Exercise: Leaving nothing out, set down all the data exactly.

= Beginning of Section =

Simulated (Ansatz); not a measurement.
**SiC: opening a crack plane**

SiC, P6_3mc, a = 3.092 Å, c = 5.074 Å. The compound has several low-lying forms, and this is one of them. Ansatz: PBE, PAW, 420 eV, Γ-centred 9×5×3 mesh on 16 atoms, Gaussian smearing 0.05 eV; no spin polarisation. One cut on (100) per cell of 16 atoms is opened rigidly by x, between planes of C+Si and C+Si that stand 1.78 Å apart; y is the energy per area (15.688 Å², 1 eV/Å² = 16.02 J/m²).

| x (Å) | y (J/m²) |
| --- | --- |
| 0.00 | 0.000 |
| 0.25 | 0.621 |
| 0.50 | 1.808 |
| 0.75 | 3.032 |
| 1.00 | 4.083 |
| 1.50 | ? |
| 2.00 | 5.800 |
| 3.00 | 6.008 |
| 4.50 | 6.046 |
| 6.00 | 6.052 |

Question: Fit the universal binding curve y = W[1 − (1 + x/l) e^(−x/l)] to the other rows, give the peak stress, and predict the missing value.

= End of Section =

Written response:
Simulated (Ansatz); not a measurement.
**SiC: opening a crack plane**

SiC, P6_3mc, a = 3.092 Å, c = 5.074 Å. The compound has several low-lying forms, and this is one of them. Ansatz: PBE, PAW, 420 eV, Γ-centred 9×5×3 mesh on 16 atoms, Gaussian smearing 0.05 eV; no spin polarisation. One cut on (100) per cell of 16 atoms is opened rigidly by x, between planes of C+Si and C+Si that stand 1.78 Å apart; y is the energy per area (15.688 Å², 1 eV/Å² = 16.02 J/m²).

| x (Å) | y (J/m²) |
| --- | --- |
| 0.00 | 0.000 |
| 0.25 | 0.621 |
| 0.50 | 1.808 |
| 0.75 | 3.032 |
| 1.00 | 4.083 |
| 1.50 | ? |
| 2.00 | 5.800 |
| 3.00 | 6.008 |
| 4.50 | 6.046 |
| 6.00 | 6.052 |

Question: Fit the universal binding curve y = W[1 − (1 + x/l) e^(−x/l)] to the other rows, give the peak stress, and predict the missing value.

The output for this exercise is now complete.